Work request:
Exactly as written, transcribe each line of the listing.

BEGIN

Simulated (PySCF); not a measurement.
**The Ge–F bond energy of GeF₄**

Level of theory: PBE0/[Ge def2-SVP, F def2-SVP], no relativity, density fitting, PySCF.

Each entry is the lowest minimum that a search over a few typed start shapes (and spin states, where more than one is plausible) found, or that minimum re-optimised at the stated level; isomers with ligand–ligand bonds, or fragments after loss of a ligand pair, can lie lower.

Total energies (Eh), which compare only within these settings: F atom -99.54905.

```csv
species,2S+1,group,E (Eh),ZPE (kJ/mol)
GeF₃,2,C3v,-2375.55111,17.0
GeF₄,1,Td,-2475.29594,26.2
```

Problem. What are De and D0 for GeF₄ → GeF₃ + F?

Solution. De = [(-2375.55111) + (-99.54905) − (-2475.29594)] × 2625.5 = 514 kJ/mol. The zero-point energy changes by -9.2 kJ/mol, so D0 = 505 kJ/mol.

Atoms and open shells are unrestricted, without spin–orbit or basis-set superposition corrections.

END

Result:
Simulated (PySCF); not a measurement.
**The Ge–F bond energy of GeF₄**

Level of theory: PBE0/[Ge def2-SVP, F def2-SVP], no relativity, density fitting, PySCF.

Each entry is the lowest minimum that a search over a few typed start shapes (and spin states, where more than one is plausible) found, or that minimum re-optimised at the stated level; isomers with ligand–ligand bonds, or fragments after loss of a ligand pair, can lie lower.

Total energies (Eh), which compare only within these settings: F atom -99.54905.

```csv
species,2S+1,group,E (Eh),ZPE (kJ/mol)
GeF₃,2,C3v,-2375.55111,17.0
GeF₄,1,Td,-2475.29594,26.2
```

Problem. What are De and D0 for GeF₄ → GeF₃ + F?

Solution. De = [(-2375.55111) + (-99.54905) − (-2475.29594)] × 2625.5 = 514 kJ/mol. The zero-point energy changes by -9.2 kJ/mol, so D0 = 505 kJ/mol.

Atoms and open shells are unrestricted, without spin–orbit or basis-set superposition corrections.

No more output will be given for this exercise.